REQUIRED ACTION —
The lines from the top of the records below through the one containing "Problem. Where does the relaxation end?" are to be transcribed exactly, and nothing else is to be added.

☆ ☆ ☆ ☆

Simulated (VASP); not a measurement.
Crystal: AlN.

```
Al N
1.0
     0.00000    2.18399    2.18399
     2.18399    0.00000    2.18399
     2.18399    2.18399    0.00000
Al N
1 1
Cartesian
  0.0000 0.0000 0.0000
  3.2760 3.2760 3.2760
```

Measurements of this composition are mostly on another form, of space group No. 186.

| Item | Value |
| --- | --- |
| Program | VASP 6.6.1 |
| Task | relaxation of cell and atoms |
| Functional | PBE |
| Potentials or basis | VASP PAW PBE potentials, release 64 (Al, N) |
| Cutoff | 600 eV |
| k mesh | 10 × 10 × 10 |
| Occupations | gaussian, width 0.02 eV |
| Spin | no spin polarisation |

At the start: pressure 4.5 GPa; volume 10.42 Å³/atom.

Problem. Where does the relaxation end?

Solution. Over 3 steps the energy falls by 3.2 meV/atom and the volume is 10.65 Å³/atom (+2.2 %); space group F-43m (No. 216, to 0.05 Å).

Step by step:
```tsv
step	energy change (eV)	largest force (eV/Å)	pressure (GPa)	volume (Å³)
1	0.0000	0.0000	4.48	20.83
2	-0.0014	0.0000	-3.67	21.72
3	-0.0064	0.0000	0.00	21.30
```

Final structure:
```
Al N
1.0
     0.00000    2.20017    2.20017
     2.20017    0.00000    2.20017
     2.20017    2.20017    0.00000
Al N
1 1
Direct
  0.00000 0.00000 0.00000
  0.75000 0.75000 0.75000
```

☆ ☆ ☆ ☆

RESPONSE BOX —
Simulated (VASP); not a measurement.
Crystal: AlN.

```
Al N
1.0
     0.00000    2.18399    2.18399
     2.18399    0.00000    2.18399
     2.18399    2.18399    0.00000
Al N
1 1
Cartesian
  0.0000 0.0000 0.0000
  3.2760 3.2760 3.2760
```

Measurements of this composition are mostly on another form, of space group No. 186.

| Item | Value |
| --- | --- |
| Program | VASP 6.6.1 |
| Task | relaxation of cell and atoms |
| Functional | PBE |
| Potentials or basis | VASP PAW PBE potentials, release 64 (Al, N) |
| Cutoff | 600 eV |
| k mesh | 10 × 10 × 10 |
| Occupations | gaussian, width 0.02 eV |
| Spin | no spin polarisation |

At the start: pressure 4.5 GPa; volume 10.42 Å³/atom.

Problem. Where does the relaxation end?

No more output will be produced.